### Data excerpts
------------------------------------
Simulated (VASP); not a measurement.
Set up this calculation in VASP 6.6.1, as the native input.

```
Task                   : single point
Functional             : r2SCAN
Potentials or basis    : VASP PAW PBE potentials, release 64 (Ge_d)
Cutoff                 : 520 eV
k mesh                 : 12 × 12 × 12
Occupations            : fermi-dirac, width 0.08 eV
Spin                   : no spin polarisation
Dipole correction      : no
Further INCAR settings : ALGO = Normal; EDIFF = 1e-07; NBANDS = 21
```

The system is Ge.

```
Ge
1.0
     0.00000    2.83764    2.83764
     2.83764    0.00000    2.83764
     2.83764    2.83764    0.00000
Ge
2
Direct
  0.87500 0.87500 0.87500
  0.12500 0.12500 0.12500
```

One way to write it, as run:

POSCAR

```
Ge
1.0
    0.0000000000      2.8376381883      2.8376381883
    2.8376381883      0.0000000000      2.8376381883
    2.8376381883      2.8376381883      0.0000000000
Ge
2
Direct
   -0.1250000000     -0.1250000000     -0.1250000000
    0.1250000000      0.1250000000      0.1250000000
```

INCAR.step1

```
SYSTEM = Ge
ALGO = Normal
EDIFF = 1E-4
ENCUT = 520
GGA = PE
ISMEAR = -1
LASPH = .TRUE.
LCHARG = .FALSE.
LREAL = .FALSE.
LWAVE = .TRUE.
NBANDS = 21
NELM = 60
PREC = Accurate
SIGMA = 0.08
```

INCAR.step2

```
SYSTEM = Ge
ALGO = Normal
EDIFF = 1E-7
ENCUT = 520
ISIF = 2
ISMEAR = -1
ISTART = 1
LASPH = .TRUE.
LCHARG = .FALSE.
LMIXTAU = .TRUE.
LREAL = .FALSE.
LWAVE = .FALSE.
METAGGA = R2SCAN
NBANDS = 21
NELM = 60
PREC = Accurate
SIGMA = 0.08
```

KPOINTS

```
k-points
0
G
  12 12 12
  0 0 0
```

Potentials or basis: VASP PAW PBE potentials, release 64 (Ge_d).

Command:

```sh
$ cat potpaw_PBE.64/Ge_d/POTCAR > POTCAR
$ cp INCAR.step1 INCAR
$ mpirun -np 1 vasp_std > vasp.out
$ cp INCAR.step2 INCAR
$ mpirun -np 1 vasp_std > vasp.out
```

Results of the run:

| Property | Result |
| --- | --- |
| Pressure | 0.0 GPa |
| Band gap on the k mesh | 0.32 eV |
------------------------------------

### Brief
Using only the entries above, output the line with "Potentials or basis: VASP", the line with "Pressure | 0.0 GPa |", and all lines between them, exactly as they stand.

### Exercise response
Potentials or basis: VASP PAW PBE potentials, release 64 (Ge_d).

Command:

```sh
$ cat potpaw_PBE.64/Ge_d/POTCAR > POTCAR
$ cp INCAR.step1 INCAR
$ mpirun -np 1 vasp_std > vasp.out
$ cp INCAR.step2 INCAR
$ mpirun -np 1 vasp_std > vasp.out
```

Results of the run:

| Property | Result |
| --- | --- |
| Pressure | 0.0 GPa |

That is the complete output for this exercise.